Work item » Repeat the lines below exactly as written, please, from the line with "Program: Quantum ESPRESSO" to the line with "The structure is", both lines included, and no others.

Supplied information »
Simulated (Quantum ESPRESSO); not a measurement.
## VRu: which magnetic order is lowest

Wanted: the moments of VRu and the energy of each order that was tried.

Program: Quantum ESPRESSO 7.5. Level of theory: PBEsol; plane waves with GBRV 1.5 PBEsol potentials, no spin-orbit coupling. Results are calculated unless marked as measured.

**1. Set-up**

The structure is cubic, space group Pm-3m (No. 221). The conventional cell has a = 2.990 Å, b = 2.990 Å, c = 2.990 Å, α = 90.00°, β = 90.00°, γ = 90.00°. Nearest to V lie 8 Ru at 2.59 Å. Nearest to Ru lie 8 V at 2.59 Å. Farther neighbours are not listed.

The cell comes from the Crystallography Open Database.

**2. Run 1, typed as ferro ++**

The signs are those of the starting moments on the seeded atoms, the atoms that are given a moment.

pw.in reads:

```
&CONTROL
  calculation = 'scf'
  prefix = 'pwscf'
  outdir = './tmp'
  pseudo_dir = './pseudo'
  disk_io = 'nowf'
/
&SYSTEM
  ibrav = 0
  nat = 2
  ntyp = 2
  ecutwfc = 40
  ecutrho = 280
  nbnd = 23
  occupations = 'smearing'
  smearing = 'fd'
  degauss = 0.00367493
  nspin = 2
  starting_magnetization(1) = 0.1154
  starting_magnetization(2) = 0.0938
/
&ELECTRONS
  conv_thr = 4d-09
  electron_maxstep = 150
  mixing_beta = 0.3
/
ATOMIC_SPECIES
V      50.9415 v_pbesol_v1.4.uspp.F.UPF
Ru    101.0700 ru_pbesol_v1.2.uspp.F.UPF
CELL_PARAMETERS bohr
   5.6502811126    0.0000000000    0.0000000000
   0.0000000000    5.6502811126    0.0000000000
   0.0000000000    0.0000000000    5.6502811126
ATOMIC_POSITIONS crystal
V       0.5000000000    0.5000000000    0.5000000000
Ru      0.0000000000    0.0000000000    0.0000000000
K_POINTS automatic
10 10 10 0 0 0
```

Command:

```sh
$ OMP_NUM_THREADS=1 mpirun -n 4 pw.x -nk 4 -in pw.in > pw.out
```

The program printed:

Response box »
Program: Quantum ESPRESSO 7.5. Level of theory: PBEsol; plane waves with GBRV 1.5 PBEsol potentials, no spin-orbit coupling. Results are calculated unless marked as measured.

**1. Set-up**

The structure is cubic, space group Pm-3m (No. 221). The conventional cell has a = 2.990 Å, b = 2.990 Å, c = 2.990 Å, α = 90.00°, β = 90.00°, γ = 90.00°. Nearest to V lie 8 Ru at 2.59 Å. Nearest to Ru lie 8 V at 2.59 Å. Farther neighbours are not listed.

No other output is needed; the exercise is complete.